Input data –
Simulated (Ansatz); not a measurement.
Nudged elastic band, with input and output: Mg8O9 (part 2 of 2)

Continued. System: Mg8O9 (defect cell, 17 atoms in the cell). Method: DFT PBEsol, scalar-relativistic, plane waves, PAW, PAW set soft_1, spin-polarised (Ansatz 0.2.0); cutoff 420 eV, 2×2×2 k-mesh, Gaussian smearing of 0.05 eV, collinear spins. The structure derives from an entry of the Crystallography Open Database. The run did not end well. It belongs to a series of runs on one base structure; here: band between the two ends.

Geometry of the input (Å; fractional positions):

Work item –
From the first line to the last, restate the data above exactly.

Worked solution –
Simulated (Ansatz); not a measurement.
Nudged elastic band, with input and output: Mg8O9 (part 2 of 2)

Continued. System: Mg8O9 (defect cell, 17 atoms in the cell). Method: DFT PBEsol, scalar-relativistic, plane waves, PAW, PAW set soft_1, spin-polarised (Ansatz 0.2.0); cutoff 420 eV, 2×2×2 k-mesh, Gaussian smearing of 0.05 eV, collinear spins. The structure derives from an entry of the Crystallography Open Database. The run did not end well. It belongs to a series of runs on one base structure; here: band between the two ends.

Geometry of the input (Å; fractional positions):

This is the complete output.